WORK ORDER:
Only one span of the listing below is wanted: the lines from the one with "System (SMILES): [GeH2]" through the one with "Atoms: Ge1, H2, H3. Bonds: Ge1-H2, Ge1-H3.", reproduced exactly, both ends kept.

DATA LISTING:
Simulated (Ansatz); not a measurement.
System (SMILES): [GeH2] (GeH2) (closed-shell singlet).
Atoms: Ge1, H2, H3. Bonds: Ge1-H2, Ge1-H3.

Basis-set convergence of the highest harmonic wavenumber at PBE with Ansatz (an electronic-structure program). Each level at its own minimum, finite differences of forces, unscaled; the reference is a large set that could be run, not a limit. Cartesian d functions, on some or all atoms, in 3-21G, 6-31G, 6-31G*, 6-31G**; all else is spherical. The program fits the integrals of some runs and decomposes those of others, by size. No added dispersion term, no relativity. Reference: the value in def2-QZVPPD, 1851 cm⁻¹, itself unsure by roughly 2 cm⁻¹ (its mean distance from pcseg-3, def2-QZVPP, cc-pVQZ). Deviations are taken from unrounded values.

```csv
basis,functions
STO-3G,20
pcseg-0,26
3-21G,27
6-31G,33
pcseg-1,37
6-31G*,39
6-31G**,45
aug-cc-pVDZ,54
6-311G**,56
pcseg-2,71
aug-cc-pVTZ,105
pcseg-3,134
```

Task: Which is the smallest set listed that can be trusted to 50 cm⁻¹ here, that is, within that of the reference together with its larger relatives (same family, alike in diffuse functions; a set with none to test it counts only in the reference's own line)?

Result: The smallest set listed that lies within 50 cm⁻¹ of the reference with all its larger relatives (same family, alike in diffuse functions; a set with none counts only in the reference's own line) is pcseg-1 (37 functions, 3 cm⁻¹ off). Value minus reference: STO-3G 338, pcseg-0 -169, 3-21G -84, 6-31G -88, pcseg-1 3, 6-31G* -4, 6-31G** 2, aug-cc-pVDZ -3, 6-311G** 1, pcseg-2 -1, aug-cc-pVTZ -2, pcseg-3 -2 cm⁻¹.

ANSWER AREA:
System (SMILES): [GeH2] (GeH2) (closed-shell singlet).
Atoms: Ge1, H2, H3. Bonds: Ge1-H2, Ge1-H3.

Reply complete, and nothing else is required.